Only the lines from the top of the data through the line with "4.8e19 cm⁻³, a" should be repeated, each exactly as written.

=======
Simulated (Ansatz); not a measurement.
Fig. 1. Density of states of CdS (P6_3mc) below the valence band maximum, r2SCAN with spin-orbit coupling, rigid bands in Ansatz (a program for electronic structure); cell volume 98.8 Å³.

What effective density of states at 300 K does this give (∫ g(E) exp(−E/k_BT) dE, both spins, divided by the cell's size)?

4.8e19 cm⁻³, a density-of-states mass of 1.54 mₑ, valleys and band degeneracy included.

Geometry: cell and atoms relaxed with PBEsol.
=======

• SOLUTION:
Simulated (Ansatz); not a measurement.
Fig. 1. Density of states of CdS (P6_3mc) below the valence band maximum, r2SCAN with spin-orbit coupling, rigid bands in Ansatz (a program for electronic structure); cell volume 98.8 Å³.

What effective density of states at 300 K does this give (∫ g(E) exp(−E/k_BT) dE, both spins, divided by the cell's size)?

4.8e19 cm⁻³, a density-of-states mass of 1.54 mₑ, valleys and band degeneracy included.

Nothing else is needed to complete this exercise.